> **Assigned task**
Beneath this line is the data. Output exactly the lines from the line with "gap is direct)" to the line with "Spin-orbit coupling is", both ends included, and nothing more.

> **Supplied data**
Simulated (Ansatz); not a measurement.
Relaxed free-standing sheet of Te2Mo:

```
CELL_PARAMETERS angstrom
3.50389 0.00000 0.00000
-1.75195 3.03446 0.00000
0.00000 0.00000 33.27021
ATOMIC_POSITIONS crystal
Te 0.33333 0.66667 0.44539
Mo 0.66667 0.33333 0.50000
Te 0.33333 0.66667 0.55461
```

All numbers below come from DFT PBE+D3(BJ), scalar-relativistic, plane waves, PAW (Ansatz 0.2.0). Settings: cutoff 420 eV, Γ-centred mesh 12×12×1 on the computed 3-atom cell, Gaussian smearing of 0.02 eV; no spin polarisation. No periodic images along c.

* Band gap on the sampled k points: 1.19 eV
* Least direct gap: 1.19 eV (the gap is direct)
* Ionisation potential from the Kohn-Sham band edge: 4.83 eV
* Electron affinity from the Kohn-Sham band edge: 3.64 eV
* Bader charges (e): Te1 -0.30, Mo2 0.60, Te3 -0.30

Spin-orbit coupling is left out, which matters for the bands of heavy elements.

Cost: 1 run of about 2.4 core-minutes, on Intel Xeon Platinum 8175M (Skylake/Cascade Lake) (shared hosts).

> **Written reply**
* Least direct gap: 1.19 eV (the gap is direct)
* Ionisation potential from the Kohn-Sham band edge: 4.83 eV
* Electron affinity from the Kohn-Sham band edge: 3.64 eV
* Bader charges (e): Te1 -0.30, Mo2 0.60, Te3 -0.30

Spin-orbit coupling is left out, which matters for the bands of heavy elements.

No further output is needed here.